BEGIN EXTRACTED RECORDS

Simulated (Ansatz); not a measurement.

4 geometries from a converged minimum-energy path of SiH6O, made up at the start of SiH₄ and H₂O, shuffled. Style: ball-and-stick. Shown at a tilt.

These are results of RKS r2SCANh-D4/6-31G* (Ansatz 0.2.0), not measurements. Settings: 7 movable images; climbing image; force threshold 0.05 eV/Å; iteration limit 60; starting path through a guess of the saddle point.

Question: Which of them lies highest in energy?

END EXTRACTED RECORDS

WORK ORDER: Produce an exact copy of the entries above.

RESPONSE AREA:
Simulated (Ansatz); not a measurement.

4 geometries from a converged minimum-energy path of SiH6O, made up at the start of SiH₄ and H₂O, shuffled. Style: ball-and-stick. Shown at a tilt.

These are results of RKS r2SCANh-D4/6-31G* (Ansatz 0.2.0), not measurements. Settings: 7 movable images; climbing image; force threshold 0.05 eV/Å; iteration limit 60; starting path through a guess of the saddle point.

Question: Which of them lies highest in energy?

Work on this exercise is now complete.